• [ASSIGNMENT] Reproduce the listing that follows so that each line matches the original exactly.

• [SOURCE MATERIAL]
•••••

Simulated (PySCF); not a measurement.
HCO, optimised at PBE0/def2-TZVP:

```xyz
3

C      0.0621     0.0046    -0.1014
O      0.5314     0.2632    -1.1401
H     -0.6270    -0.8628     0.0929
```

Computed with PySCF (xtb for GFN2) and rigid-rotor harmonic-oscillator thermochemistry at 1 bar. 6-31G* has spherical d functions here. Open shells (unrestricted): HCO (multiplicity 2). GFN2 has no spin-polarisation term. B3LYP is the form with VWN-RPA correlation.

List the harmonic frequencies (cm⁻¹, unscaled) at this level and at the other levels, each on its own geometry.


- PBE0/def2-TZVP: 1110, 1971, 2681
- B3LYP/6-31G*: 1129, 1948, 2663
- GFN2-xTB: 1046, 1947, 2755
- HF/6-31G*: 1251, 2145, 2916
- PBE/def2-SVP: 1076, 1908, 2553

•••••

• [EXERCISE ANSWER]
Simulated (PySCF); not a measurement.
HCO, optimised at PBE0/def2-TZVP:

```xyz
3

C      0.0621     0.0046    -0.1014
O      0.5314     0.2632    -1.1401
H     -0.6270    -0.8628     0.0929
```

Computed with PySCF (xtb for GFN2) and rigid-rotor harmonic-oscillator thermochemistry at 1 bar. 6-31G* has spherical d functions here. Open shells (unrestricted): HCO (multiplicity 2). GFN2 has no spin-polarisation term. B3LYP is the form with VWN-RPA correlation.

List the harmonic frequencies (cm⁻¹, unscaled) at this level and at the other levels, each on its own geometry.


- PBE0/def2-TZVP: 1110, 1971, 2681
- B3LYP/6-31G*: 1129, 1948, 2663
- GFN2-xTB: 1046, 1947, 2755
- HF/6-31G*: 1251, 2145, 2916
- PBE/def2-SVP: 1076, 1908, 2553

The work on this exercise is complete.